■ Source material:
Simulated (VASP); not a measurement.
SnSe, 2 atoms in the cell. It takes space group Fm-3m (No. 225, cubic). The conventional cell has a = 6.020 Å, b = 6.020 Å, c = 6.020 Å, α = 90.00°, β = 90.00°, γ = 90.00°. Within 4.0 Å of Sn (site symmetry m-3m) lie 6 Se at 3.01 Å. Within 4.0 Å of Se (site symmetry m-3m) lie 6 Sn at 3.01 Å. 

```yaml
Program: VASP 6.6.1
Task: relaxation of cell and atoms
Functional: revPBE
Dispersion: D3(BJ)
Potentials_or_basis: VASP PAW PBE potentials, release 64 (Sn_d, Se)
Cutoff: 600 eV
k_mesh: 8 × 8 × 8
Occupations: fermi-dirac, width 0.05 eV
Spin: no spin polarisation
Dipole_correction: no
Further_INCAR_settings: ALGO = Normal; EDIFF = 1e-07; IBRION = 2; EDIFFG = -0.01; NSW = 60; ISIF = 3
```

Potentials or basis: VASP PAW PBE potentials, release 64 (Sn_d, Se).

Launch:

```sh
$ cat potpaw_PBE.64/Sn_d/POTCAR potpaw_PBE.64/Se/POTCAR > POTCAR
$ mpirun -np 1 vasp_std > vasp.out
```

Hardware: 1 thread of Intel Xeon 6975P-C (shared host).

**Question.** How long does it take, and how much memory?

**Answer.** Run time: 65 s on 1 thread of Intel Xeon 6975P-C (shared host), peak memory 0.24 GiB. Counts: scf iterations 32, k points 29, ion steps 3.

■ Assignment: Output each line exactly, from the first line of the data down to the line that contains "how much memory?", both included.

■ Solution:
Simulated (VASP); not a measurement.
SnSe, 2 atoms in the cell. It takes space group Fm-3m (No. 225, cubic). The conventional cell has a = 6.020 Å, b = 6.020 Å, c = 6.020 Å, α = 90.00°, β = 90.00°, γ = 90.00°. Within 4.0 Å of Sn (site symmetry m-3m) lie 6 Se at 3.01 Å. Within 4.0 Å of Se (site symmetry m-3m) lie 6 Sn at 3.01 Å. 

```yaml
Program: VASP 6.6.1
Task: relaxation of cell and atoms
Functional: revPBE
Dispersion: D3(BJ)
Potentials_or_basis: VASP PAW PBE potentials, release 64 (Sn_d, Se)
Cutoff: 600 eV
k_mesh: 8 × 8 × 8
Occupations: fermi-dirac, width 0.05 eV
Spin: no spin polarisation
Dipole_correction: no
Further_INCAR_settings: ALGO = Normal; EDIFF = 1e-07; IBRION = 2; EDIFFG = -0.01; NSW = 60; ISIF = 3
```

Potentials or basis: VASP PAW PBE potentials, release 64 (Sn_d, Se).

Launch:

```sh
$ cat potpaw_PBE.64/Sn_d/POTCAR potpaw_PBE.64/Se/POTCAR > POTCAR
$ mpirun -np 1 vasp_std > vasp.out
```

Hardware: 1 thread of Intel Xeon 6975P-C (shared host).

**Question.** How long does it take, and how much memory?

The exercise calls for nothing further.